★ ★ ★ ★

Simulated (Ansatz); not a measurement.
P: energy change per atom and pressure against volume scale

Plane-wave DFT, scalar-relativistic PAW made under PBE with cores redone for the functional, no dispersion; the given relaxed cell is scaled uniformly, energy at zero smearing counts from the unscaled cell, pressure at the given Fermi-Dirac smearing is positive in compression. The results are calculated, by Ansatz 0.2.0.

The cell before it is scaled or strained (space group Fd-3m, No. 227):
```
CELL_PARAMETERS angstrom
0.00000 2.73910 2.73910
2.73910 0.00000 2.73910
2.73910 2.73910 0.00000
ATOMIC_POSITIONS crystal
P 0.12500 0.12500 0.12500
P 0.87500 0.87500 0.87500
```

★ ★ ★ ★

Print the records above in full, exactly.

Simulated (Ansatz); not a measurement.
P: energy change per atom and pressure against volume scale

Plane-wave DFT, scalar-relativistic PAW made under PBE with cores redone for the functional, no dispersion; the given relaxed cell is scaled uniformly, energy at zero smearing counts from the unscaled cell, pressure at the given Fermi-Dirac smearing is positive in compression. The results are calculated, by Ansatz 0.2.0.

The cell before it is scaled or strained (space group Fd-3m, No. 227):
```
CELL_PARAMETERS angstrom
0.00000 2.73910 2.73910
2.73910 0.00000 2.73910
2.73910 2.73910 0.00000
ATOMIC_POSITIONS crystal
P 0.12500 0.12500 0.12500
P 0.87500 0.87500 0.87500
```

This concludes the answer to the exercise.